[ACTION ITEM]: Please write out word for word the opening lines of the material, including the line with "A: B, H2SO4 from 0.21 to 0.105 mol/kgw" as the last.

◆ ◆ ◆ ◆

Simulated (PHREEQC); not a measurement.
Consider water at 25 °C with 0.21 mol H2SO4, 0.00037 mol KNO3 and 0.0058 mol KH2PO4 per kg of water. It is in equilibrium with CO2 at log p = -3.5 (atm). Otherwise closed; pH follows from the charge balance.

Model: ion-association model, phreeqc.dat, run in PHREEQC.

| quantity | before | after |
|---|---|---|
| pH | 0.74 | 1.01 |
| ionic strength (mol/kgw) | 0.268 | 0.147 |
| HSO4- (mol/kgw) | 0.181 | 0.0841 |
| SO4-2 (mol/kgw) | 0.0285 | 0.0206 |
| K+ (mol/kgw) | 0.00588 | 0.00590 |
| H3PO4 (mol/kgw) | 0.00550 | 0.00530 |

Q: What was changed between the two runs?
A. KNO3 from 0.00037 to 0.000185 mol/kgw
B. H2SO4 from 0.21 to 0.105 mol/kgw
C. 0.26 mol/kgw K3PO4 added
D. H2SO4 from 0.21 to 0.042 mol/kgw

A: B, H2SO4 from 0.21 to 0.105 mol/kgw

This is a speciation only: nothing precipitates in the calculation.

◆ ◆ ◆ ◆

[RESPONSE]:
Simulated (PHREEQC); not a measurement.
Consider water at 25 °C with 0.21 mol H2SO4, 0.00037 mol KNO3 and 0.0058 mol KH2PO4 per kg of water. It is in equilibrium with CO2 at log p = -3.5 (atm). Otherwise closed; pH follows from the charge balance.

Model: ion-association model, phreeqc.dat, run in PHREEQC.

| quantity | before | after |
|---|---|---|
| pH | 0.74 | 1.01 |
| ionic strength (mol/kgw) | 0.268 | 0.147 |
| HSO4- (mol/kgw) | 0.181 | 0.0841 |
| SO4-2 (mol/kgw) | 0.0285 | 0.0206 |
| K+ (mol/kgw) | 0.00588 | 0.00590 |
| H3PO4 (mol/kgw) | 0.00550 | 0.00530 |

Q: What was changed between the two runs?
A. KNO3 from 0.00037 to 0.000185 mol/kgw
B. H2SO4 from 0.21 to 0.105 mol/kgw
C. 0.26 mol/kgw K3PO4 added
D. H2SO4 from 0.21 to 0.042 mol/kgw

A: B, H2SO4 from 0.21 to 0.105 mol/kgw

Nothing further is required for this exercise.